§ **RECORDS SUPPLIED**
((

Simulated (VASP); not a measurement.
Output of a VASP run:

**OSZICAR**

))

§ **EXERCISE**
Transcribe the entries above word for word, from the first line through the line containing "Output of a", and nothing else.

§ **EXERCISE RESPONSE**
Simulated (VASP); not a measurement.
Output of a VASP run:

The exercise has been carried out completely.